==== RECORD EXCERPTS

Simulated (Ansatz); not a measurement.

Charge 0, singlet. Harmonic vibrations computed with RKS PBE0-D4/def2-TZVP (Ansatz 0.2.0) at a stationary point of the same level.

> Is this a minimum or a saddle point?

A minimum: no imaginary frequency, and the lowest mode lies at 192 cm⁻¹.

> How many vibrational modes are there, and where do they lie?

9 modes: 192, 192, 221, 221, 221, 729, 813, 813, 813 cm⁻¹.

========

REQUIRED ACTION :: Everything from the first line of the listing above through the line holding "do they lie?" must be retyped exactly; nothing else belongs in the reply.

RESPONSE BOX ::
Simulated (Ansatz); not a measurement.

Charge 0, singlet. Harmonic vibrations computed with RKS PBE0-D4/def2-TZVP (Ansatz 0.2.0) at a stationary point of the same level.

> Is this a minimum or a saddle point?

A minimum: no imaginary frequency, and the lowest mode lies at 192 cm⁻¹.

> How many vibrational modes are there, and where do they lie?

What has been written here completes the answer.